## Data excerpts
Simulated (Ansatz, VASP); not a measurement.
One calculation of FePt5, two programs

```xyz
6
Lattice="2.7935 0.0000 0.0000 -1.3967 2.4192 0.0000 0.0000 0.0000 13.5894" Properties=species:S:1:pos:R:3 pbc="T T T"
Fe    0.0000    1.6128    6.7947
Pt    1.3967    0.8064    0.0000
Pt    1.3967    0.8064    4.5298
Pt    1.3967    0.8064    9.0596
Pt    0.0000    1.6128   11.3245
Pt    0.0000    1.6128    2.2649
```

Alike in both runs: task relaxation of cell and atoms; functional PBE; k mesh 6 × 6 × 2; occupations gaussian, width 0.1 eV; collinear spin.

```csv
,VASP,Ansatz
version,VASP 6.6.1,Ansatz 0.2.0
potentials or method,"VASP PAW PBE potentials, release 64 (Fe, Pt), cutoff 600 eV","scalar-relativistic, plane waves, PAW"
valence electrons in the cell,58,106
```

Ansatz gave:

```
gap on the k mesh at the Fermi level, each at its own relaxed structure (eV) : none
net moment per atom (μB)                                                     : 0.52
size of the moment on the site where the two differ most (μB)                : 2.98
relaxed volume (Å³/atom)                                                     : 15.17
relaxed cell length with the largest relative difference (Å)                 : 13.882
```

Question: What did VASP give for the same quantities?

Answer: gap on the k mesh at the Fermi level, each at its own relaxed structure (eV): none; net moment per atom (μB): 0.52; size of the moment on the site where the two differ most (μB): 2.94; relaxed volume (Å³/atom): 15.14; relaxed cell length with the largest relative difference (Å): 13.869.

## Action item
Could you quote the material above in full, exactly as it stands?

## Exercise result
Simulated (Ansatz, VASP); not a measurement.
One calculation of FePt5, two programs

```xyz
6
Lattice="2.7935 0.0000 0.0000 -1.3967 2.4192 0.0000 0.0000 0.0000 13.5894" Properties=species:S:1:pos:R:3 pbc="T T T"
Fe    0.0000    1.6128    6.7947
Pt    1.3967    0.8064    0.0000
Pt    1.3967    0.8064    4.5298
Pt    1.3967    0.8064    9.0596
Pt    0.0000    1.6128   11.3245
Pt    0.0000    1.6128    2.2649
```

Alike in both runs: task relaxation of cell and atoms; functional PBE; k mesh 6 × 6 × 2; occupations gaussian, width 0.1 eV; collinear spin.

```csv
,VASP,Ansatz
version,VASP 6.6.1,Ansatz 0.2.0
potentials or method,"VASP PAW PBE potentials, release 64 (Fe, Pt), cutoff 600 eV","scalar-relativistic, plane waves, PAW"
valence electrons in the cell,58,106
```

Ansatz gave:

```
gap on the k mesh at the Fermi level, each at its own relaxed structure (eV) : none
net moment per atom (μB)                                                     : 0.52
size of the moment on the site where the two differ most (μB)                : 2.98
relaxed volume (Å³/atom)                                                     : 15.17
relaxed cell length with the largest relative difference (Å)                 : 13.882
```

Question: What did VASP give for the same quantities?

Answer: gap on the k mesh at the Fermi level, each at its own relaxed structure (eV): none; net moment per atom (μB): 0.52; size of the moment on the site where the two differ most (μB): 2.94; relaxed volume (Å³/atom): 15.14; relaxed cell length with the largest relative difference (Å): 13.869.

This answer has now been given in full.